ASSIGNED TASK
Output everything in the listing exactly, with no line missing.

━━━ RECORD EXTRACTS

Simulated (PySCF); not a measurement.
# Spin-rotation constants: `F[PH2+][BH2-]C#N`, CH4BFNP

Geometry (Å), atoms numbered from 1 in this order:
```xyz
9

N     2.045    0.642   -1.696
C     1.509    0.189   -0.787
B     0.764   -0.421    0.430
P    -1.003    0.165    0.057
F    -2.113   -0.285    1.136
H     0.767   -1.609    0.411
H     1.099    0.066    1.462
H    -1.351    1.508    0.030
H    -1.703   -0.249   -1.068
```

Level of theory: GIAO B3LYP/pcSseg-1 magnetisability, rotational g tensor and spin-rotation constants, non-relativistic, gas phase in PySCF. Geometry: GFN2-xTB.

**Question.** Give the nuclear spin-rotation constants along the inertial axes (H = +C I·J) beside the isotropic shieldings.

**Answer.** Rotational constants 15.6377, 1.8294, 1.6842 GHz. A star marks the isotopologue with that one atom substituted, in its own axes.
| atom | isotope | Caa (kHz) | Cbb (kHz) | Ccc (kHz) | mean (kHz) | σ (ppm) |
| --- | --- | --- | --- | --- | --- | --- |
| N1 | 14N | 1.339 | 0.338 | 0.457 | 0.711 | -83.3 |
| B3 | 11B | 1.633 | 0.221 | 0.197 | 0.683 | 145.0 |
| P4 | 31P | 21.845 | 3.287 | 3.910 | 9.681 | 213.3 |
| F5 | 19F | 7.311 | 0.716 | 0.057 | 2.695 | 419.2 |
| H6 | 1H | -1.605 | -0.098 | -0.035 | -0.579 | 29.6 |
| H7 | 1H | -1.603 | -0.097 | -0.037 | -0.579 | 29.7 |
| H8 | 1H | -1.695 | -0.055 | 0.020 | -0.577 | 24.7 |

━━━━━━

RESPONSE AREA
Simulated (PySCF); not a measurement.
# Spin-rotation constants: `F[PH2+][BH2-]C#N`, CH4BFNP

Geometry (Å), atoms numbered from 1 in this order:
```xyz
9

N     2.045    0.642   -1.696
C     1.509    0.189   -0.787
B     0.764   -0.421    0.430
P    -1.003    0.165    0.057
F    -2.113   -0.285    1.136
H     0.767   -1.609    0.411
H     1.099    0.066    1.462
H    -1.351    1.508    0.030
H    -1.703   -0.249   -1.068
```

Level of theory: GIAO B3LYP/pcSseg-1 magnetisability, rotational g tensor and spin-rotation constants, non-relativistic, gas phase in PySCF. Geometry: GFN2-xTB.

**Question.** Give the nuclear spin-rotation constants along the inertial axes (H = +C I·J) beside the isotropic shieldings.

**Answer.** Rotational constants 15.6377, 1.8294, 1.6842 GHz. A star marks the isotopologue with that one atom substituted, in its own axes.
| atom | isotope | Caa (kHz) | Cbb (kHz) | Ccc (kHz) | mean (kHz) | σ (ppm) |
| --- | --- | --- | --- | --- | --- | --- |
| N1 | 14N | 1.339 | 0.338 | 0.457 | 0.711 | -83.3 |
| B3 | 11B | 1.633 | 0.221 | 0.197 | 0.683 | 145.0 |
| P4 | 31P | 21.845 | 3.287 | 3.910 | 9.681 | 213.3 |
| F5 | 19F | 7.311 | 0.716 | 0.057 | 2.695 | 419.2 |
| H6 | 1H | -1.605 | -0.098 | -0.035 | -0.579 | 29.6 |
| H7 | 1H | -1.603 | -0.097 | -0.037 | -0.579 | 29.7 |
| H8 | 1H | -1.695 | -0.055 | 0.020 | -0.577 | 24.7 |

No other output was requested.